» **WORK ITEM**
Repeat all of the entries, please, keeping each line exact.

» **INFORMATION SHOWN**
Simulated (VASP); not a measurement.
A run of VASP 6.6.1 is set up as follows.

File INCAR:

» **EXERCISE ANSWER**
Simulated (VASP); not a measurement.
A run of VASP 6.6.1 is set up as follows.

File INCAR:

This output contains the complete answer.